AVAILABLE DATA
--------------------
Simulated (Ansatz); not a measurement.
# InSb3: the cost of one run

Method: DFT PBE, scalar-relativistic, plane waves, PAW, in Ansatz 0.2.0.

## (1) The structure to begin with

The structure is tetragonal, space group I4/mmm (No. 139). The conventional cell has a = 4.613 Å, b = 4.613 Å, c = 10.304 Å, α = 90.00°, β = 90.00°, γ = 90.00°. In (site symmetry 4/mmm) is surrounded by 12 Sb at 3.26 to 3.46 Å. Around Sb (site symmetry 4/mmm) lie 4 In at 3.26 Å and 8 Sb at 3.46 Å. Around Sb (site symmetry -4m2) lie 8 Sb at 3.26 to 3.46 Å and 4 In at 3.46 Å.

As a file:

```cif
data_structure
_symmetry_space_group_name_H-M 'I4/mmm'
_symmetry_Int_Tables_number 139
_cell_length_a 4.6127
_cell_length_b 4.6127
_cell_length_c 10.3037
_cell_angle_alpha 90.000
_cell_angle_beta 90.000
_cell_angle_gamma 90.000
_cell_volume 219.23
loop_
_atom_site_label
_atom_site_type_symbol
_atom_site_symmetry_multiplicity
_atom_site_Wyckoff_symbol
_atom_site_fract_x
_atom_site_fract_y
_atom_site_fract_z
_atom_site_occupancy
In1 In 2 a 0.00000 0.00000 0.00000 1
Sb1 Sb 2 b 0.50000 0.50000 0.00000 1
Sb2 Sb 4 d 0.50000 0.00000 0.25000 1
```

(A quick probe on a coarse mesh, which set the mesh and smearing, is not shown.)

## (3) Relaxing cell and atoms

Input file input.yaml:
--------------------

Start at the first line of the entries and stop at the line that contains "## (1) The structure to begin with". Repeat every line in that span exactly, and nothing beyond it.

TASK SOLUTION
Simulated (Ansatz); not a measurement.
# InSb3: the cost of one run

Method: DFT PBE, scalar-relativistic, plane waves, PAW, in Ansatz 0.2.0.

## (1) The structure to begin with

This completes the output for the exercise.